# Excerpted records:
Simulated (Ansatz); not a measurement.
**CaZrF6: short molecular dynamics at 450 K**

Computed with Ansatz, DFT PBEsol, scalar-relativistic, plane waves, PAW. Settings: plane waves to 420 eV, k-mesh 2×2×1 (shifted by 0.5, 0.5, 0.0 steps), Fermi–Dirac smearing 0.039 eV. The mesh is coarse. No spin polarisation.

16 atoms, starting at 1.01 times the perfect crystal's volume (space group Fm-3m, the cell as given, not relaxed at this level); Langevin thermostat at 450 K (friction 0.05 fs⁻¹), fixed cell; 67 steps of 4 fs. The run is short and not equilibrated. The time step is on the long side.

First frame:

# Work order:
Go through the listing above and write out exactly the lines starting with the one holding "Computed with Ansatz, DFT" and running through the one holding "16 atoms, starting", ends included, and no others.

# Exercise result:
Computed with Ansatz, DFT PBEsol, scalar-relativistic, plane waves, PAW. Settings: plane waves to 420 eV, k-mesh 2×2×1 (shifted by 0.5, 0.5, 0.0 steps), Fermi–Dirac smearing 0.039 eV. The mesh is coarse. No spin polarisation.

16 atoms, starting at 1.01 times the perfect crystal's volume (space group Fm-3m, the cell as given, not relaxed at this level); Langevin thermostat at 450 K (friction 0.05 fs⁻¹), fixed cell; 67 steps of 4 fs. The run is short and not equilibrated. The time step is on the long side.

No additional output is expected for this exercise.